RECORD EXCERPTS
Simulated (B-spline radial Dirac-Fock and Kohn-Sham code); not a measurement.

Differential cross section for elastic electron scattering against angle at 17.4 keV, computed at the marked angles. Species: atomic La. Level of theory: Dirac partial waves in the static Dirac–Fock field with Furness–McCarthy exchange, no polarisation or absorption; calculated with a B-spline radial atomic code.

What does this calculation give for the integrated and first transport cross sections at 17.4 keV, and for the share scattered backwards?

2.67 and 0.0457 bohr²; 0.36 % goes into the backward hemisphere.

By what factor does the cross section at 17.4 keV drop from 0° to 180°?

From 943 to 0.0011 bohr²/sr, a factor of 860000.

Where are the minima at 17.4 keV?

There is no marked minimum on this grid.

TASK ITEM
Up to and including the line with "Differential cross section", output every line of the records above exactly, starting from the first; output nothing else.

ANSWER BOX
Simulated (B-spline radial Dirac-Fock and Kohn-Sham code); not a measurement.

Differential cross section for elastic electron scattering against angle at 17.4 keV, computed at the marked angles. Species: atomic La. Level of theory: Dirac partial waves in the static Dirac–Fock field with Furness–McCarthy exchange, no polarisation or absorption; calculated with a B-spline radial atomic code.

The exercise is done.